■ Action item:
Please give back word for word the lines of the material below between the line containing "### Step 1. The system" and the line containing "Bond lengths: Mo1–H2 1.462 Å.", inclusive.

______________________________
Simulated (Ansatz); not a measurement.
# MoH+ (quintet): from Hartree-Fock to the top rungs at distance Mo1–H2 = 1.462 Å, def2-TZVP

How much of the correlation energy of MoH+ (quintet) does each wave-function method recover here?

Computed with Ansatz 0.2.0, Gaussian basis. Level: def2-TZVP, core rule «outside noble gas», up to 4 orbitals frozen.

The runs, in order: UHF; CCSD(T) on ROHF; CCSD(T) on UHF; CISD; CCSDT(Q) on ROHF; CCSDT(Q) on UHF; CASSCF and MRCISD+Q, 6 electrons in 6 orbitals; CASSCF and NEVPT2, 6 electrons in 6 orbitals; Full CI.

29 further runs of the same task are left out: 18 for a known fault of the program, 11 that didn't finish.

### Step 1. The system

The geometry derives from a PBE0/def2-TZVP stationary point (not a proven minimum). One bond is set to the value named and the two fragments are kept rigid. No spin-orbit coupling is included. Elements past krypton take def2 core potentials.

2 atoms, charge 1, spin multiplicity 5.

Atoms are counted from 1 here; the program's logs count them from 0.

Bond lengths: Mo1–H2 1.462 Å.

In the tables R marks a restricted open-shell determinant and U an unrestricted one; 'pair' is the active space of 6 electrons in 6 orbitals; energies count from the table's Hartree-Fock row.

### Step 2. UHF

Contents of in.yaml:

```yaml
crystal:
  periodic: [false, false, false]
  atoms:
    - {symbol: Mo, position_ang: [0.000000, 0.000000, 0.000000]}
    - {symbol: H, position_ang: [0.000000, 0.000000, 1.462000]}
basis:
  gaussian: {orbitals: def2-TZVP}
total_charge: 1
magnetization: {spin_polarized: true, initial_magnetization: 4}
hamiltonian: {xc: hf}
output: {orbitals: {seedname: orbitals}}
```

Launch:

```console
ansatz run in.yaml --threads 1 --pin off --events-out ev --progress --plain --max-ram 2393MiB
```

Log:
______________________________

■ Exercise answer:
### Step 1. The system

The geometry derives from a PBE0/def2-TZVP stationary point (not a proven minimum). One bond is set to the value named and the two fragments are kept rigid. No spin-orbit coupling is included. Elements past krypton take def2 core potentials.

2 atoms, charge 1, spin multiplicity 5.

Atoms are counted from 1 here; the program's logs count them from 0.

Bond lengths: Mo1–H2 1.462 Å.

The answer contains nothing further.